* **Work task**
Copy out, word for word, the lines from the start of the data below through the line containing "### Step 1. Starting geometry", and no others.

* **Exercise data**
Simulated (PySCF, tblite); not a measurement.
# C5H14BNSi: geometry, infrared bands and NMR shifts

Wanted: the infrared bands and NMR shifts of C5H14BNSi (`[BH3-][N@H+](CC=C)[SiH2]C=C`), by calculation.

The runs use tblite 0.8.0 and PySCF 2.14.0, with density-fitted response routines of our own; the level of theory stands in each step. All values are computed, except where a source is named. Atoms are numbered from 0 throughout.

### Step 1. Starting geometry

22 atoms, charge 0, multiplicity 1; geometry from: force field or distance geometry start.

* **Written reply**
Simulated (PySCF, tblite); not a measurement.
# C5H14BNSi: geometry, infrared bands and NMR shifts

Wanted: the infrared bands and NMR shifts of C5H14BNSi (`[BH3-][N@H+](CC=C)[SiH2]C=C`), by calculation.

The runs use tblite 0.8.0 and PySCF 2.14.0, with density-fitted response routines of our own; the level of theory stands in each step. All values are computed, except where a source is named. Atoms are numbered from 0 throughout.

### Step 1. Starting geometry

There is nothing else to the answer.